AVAILABLE DATA >>
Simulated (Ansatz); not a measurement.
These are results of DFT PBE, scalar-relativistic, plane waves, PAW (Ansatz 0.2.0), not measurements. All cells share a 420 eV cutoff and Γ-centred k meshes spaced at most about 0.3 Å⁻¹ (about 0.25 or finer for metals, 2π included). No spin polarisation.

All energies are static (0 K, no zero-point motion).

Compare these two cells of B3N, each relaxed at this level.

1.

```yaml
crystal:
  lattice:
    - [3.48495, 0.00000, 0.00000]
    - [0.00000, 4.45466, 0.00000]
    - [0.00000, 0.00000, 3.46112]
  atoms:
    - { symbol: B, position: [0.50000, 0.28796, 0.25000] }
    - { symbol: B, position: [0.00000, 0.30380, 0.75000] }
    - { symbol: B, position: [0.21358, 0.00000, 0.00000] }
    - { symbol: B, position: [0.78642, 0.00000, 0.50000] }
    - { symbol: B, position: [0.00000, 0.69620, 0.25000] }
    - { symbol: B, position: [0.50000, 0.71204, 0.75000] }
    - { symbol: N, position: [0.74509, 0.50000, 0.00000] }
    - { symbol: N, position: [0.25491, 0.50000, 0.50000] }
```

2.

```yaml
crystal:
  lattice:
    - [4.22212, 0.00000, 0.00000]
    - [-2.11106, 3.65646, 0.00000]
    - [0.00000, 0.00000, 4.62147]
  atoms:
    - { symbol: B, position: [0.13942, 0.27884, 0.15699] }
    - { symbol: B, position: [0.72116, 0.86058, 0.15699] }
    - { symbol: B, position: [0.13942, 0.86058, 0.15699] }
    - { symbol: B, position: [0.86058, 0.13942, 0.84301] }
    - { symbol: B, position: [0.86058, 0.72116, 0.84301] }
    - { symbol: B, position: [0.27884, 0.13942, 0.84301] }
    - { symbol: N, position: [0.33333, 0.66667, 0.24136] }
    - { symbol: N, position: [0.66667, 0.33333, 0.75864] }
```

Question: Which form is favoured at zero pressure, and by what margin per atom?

ACTIVITY >> Set the material down exactly as written, starting at its first line. The line containing "These are results" is the last one to include.

RESPONSE BOX >>
Simulated (Ansatz); not a measurement.
These are results of DFT PBE, scalar-relativistic, plane waves, PAW (Ansatz 0.2.0), not measurements. All cells share a 420 eV cutoff and Γ-centred k meshes spaced at most about 0.3 Å⁻¹ (about 0.25 or finer for metals, 2π included). No spin polarisation.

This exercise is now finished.